**Requirement:**
Write out every line exactly, from the first line of the records below through the line that contains "The runs use".

Start of Block

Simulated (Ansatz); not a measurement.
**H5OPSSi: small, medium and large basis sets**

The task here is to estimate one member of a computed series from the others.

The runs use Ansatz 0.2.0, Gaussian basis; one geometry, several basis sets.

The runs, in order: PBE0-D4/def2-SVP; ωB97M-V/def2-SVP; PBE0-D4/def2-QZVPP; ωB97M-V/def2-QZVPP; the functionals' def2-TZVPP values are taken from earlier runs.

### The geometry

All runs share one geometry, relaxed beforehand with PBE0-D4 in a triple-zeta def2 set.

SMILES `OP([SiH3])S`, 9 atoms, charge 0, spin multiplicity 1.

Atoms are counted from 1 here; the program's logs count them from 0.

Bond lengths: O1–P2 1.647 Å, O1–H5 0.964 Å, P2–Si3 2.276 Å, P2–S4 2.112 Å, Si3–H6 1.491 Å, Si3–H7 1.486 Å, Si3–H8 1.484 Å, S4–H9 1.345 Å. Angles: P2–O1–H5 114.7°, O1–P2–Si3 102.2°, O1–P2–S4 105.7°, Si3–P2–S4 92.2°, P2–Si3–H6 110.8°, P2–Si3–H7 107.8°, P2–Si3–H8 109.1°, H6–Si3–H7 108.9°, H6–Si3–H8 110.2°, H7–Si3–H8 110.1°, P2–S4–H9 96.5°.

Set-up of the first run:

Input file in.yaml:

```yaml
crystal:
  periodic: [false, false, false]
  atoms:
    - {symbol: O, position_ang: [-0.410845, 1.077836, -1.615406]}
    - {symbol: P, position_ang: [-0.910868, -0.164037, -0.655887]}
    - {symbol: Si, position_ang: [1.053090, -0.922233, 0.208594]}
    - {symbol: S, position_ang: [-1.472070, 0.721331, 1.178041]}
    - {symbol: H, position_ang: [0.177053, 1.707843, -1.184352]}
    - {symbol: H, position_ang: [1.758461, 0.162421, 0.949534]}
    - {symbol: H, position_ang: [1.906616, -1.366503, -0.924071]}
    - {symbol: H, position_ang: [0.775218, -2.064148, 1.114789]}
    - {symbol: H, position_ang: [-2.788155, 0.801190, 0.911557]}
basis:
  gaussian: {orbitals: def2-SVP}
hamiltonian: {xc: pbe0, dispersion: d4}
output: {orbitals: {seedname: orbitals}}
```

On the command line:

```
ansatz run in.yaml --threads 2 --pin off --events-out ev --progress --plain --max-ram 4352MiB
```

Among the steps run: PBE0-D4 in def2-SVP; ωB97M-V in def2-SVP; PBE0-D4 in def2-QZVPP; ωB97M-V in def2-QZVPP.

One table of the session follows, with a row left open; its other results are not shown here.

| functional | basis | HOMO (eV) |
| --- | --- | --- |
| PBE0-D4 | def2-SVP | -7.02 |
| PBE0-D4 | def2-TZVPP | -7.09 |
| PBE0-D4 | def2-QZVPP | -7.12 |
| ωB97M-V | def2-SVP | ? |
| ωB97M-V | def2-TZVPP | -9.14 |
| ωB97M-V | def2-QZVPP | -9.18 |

End of Block

**Your response:**
Simulated (Ansatz); not a measurement.
**H5OPSSi: small, medium and large basis sets**

The task here is to estimate one member of a computed series from the others.

The runs use Ansatz 0.2.0, Gaussian basis; one geometry, several basis sets.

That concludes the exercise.